▶ [Requirement] Only the lines from the one containing "VASP | Ansatz |" through the one containing "520 | 420 |" should be printed, exactly as they appear below, with both ends included.

▶ [Information shown]
..........

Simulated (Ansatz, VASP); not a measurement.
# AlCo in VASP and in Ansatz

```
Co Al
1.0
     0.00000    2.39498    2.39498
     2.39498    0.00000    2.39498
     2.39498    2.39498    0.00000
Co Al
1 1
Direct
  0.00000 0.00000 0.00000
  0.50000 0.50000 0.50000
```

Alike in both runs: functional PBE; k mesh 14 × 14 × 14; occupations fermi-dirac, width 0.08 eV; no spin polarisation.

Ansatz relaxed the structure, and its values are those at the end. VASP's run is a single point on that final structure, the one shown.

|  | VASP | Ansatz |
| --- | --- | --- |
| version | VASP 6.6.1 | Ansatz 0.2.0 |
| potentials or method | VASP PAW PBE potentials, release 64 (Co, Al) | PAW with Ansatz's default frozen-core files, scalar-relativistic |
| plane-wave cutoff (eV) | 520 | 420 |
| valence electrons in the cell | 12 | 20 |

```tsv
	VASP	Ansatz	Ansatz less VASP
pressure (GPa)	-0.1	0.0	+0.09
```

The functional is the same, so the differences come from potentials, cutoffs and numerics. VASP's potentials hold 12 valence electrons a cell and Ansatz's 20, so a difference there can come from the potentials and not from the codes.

..........

▶ [Written solution]
|  | VASP | Ansatz |
| --- | --- | --- |
| version | VASP 6.6.1 | Ansatz 0.2.0 |
| potentials or method | VASP PAW PBE potentials, release 64 (Co, Al) | PAW with Ansatz's default frozen-core files, scalar-relativistic |
| plane-wave cutoff (eV) | 520 | 420 |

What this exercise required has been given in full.